[Task item]
The entire listing below is to be reproduced exactly.

*** Opening Dataset excerpts ***

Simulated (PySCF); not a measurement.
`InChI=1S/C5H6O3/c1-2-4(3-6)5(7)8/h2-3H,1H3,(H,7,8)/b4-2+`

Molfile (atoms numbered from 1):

*** Closing Dataset excerpts ***

[Task solution]
Simulated (PySCF); not a measurement.
`InChI=1S/C5H6O3/c1-2-4(3-6)5(7)8/h2-3H,1H3,(H,7,8)/b4-2+`

Molfile (atoms numbered from 1):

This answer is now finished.